------------------------------------------------
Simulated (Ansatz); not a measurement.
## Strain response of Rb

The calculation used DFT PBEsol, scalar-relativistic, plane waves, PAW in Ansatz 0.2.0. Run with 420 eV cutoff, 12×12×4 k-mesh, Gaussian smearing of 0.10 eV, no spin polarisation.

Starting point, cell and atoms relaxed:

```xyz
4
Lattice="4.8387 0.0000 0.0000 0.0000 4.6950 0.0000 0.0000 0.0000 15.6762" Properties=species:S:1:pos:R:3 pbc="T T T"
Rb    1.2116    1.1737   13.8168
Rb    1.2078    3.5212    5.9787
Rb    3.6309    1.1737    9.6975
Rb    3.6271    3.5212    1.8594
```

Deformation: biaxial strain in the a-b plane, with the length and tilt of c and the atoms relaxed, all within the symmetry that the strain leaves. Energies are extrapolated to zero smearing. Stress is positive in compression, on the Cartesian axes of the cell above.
------------------------------------------------

Required action » Print the records again in their entirety, character for character.

Written response »
Simulated (Ansatz); not a measurement.
## Strain response of Rb

The calculation used DFT PBEsol, scalar-relativistic, plane waves, PAW in Ansatz 0.2.0. Run with 420 eV cutoff, 12×12×4 k-mesh, Gaussian smearing of 0.10 eV, no spin polarisation.

Starting point, cell and atoms relaxed:

```xyz
4
Lattice="4.8387 0.0000 0.0000 0.0000 4.6950 0.0000 0.0000 0.0000 15.6762" Properties=species:S:1:pos:R:3 pbc="T T T"
Rb    1.2116    1.1737   13.8168
Rb    1.2078    3.5212    5.9787
Rb    3.6309    1.1737    9.6975
Rb    3.6271    3.5212    1.8594
```

Deformation: biaxial strain in the a-b plane, with the length and tilt of c and the atoms relaxed, all within the symmetry that the strain leaves. Energies are extrapolated to zero smearing. Stress is positive in compression, on the Cartesian axes of the cell above.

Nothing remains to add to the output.